## RAW DATA:
* * * *
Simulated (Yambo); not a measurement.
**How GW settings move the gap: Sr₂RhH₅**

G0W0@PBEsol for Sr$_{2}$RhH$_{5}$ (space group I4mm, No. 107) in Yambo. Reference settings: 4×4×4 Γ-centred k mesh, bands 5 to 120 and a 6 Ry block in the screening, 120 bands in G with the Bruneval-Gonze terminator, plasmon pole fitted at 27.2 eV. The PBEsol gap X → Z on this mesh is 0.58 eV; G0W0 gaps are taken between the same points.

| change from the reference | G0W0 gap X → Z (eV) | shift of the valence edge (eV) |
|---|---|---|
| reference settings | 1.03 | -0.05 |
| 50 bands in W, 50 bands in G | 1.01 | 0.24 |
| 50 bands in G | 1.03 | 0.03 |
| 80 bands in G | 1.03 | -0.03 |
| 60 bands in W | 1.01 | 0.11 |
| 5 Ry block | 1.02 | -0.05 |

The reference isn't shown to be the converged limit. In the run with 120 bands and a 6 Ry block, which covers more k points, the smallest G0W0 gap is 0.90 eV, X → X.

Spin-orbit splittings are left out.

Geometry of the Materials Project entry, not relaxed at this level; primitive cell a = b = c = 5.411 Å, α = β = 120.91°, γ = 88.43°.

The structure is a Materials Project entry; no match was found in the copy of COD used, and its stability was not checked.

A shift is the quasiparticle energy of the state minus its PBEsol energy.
* * * *

## TASK ITEM:
Taking the records from the top, repeat each line exactly until you have repeated the line that contains "The structure is".

## EXERCISE RESPONSE:
Simulated (Yambo); not a measurement.
**How GW settings move the gap: Sr₂RhH₅**

G0W0@PBEsol for Sr$_{2}$RhH$_{5}$ (space group I4mm, No. 107) in Yambo. Reference settings: 4×4×4 Γ-centred k mesh, bands 5 to 120 and a 6 Ry block in the screening, 120 bands in G with the Bruneval-Gonze terminator, plasmon pole fitted at 27.2 eV. The PBEsol gap X → Z on this mesh is 0.58 eV; G0W0 gaps are taken between the same points.

| change from the reference | G0W0 gap X → Z (eV) | shift of the valence edge (eV) |
|---|---|---|
| reference settings | 1.03 | -0.05 |
| 50 bands in W, 50 bands in G | 1.01 | 0.24 |
| 50 bands in G | 1.03 | 0.03 |
| 80 bands in G | 1.03 | -0.03 |
| 60 bands in W | 1.01 | 0.11 |
| 5 Ry block | 1.02 | -0.05 |

The reference isn't shown to be the converged limit. In the run with 120 bands and a 6 Ry block, which covers more k points, the smallest G0W0 gap is 0.90 eV, X → X.

Spin-orbit splittings are left out.

Geometry of the Materials Project entry, not relaxed at this level; primitive cell a = b = c = 5.411 Å, α = β = 120.91°, γ = 88.43°.

The structure is a Materials Project entry; no match was found in the copy of COD used, and its stability was not checked.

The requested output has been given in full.